[MATERIAL SHOWN]:
= = = = = = =

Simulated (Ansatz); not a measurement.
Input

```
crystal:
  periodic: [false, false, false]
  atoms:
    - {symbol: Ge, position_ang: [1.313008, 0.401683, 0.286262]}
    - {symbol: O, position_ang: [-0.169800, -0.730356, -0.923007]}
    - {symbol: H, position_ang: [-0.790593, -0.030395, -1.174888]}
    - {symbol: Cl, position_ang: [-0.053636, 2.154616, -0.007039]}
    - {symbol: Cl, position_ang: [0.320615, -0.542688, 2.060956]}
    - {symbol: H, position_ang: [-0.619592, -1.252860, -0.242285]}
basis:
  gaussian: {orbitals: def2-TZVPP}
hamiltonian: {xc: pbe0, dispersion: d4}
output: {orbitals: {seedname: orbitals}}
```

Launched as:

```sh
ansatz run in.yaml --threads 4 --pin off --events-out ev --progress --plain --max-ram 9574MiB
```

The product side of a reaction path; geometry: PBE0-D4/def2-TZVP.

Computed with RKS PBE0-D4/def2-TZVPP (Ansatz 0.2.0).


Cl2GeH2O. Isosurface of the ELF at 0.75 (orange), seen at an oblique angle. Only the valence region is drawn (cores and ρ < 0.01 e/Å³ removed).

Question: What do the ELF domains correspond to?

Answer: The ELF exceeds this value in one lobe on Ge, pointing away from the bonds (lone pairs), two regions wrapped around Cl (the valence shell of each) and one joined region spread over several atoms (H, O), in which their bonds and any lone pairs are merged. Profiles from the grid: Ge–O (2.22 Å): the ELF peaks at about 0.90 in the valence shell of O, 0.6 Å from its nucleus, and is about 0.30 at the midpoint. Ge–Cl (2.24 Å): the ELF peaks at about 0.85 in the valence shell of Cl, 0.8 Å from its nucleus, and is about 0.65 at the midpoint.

= = = = = = =

[WORK INSTRUCTION]: Everything from the line containing "Computed with RKS" through the line containing "Question: What do" in the material above should be retyped exactly, both ends included, and nothing more.

[EXERCISE ANSWER]:
Computed with RKS PBE0-D4/def2-TZVPP (Ansatz 0.2.0).


Cl2GeH2O. Isosurface of the ELF at 0.75 (orange), seen at an oblique angle. Only the valence region is drawn (cores and ρ < 0.01 e/Å³ removed).

Question: What do the ELF domains correspond to?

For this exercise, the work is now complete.